Range to output from the entries below: the line containing "Calculated with Quantum" through the line containing "The signs are". Set it down exactly, ends included, nothing else.

▶ _PROVIDED INFORMATION_
════

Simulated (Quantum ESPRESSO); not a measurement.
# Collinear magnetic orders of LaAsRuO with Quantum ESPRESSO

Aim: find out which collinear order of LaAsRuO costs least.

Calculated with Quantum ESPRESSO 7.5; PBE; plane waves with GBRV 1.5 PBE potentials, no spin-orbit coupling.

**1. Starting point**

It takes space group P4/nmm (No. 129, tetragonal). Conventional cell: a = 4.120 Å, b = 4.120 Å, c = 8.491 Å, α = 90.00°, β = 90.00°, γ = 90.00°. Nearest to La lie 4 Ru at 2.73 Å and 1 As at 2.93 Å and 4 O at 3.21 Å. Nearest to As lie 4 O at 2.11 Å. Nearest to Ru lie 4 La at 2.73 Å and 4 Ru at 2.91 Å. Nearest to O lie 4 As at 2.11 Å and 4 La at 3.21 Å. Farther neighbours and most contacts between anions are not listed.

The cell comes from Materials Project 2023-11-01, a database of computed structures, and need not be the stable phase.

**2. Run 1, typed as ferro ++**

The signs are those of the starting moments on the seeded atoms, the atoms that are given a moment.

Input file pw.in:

════

▶ _WORKED SOLUTION_
Calculated with Quantum ESPRESSO 7.5; PBE; plane waves with GBRV 1.5 PBE potentials, no spin-orbit coupling.

**1. Starting point**

It takes space group P4/nmm (No. 129, tetragonal). Conventional cell: a = 4.120 Å, b = 4.120 Å, c = 8.491 Å, α = 90.00°, β = 90.00°, γ = 90.00°. Nearest to La lie 4 Ru at 2.73 Å and 1 As at 2.93 Å and 4 O at 3.21 Å. Nearest to As lie 4 O at 2.11 Å. Nearest to Ru lie 4 La at 2.73 Å and 4 Ru at 2.91 Å. Nearest to O lie 4 As at 2.11 Å and 4 La at 3.21 Å. Farther neighbours and most contacts between anions are not listed.

The cell comes from Materials Project 2023-11-01, a database of computed structures, and need not be the stable phase.

**2. Run 1, typed as ferro ++**

The signs are those of the starting moments on the seeded atoms, the atoms that are given a moment.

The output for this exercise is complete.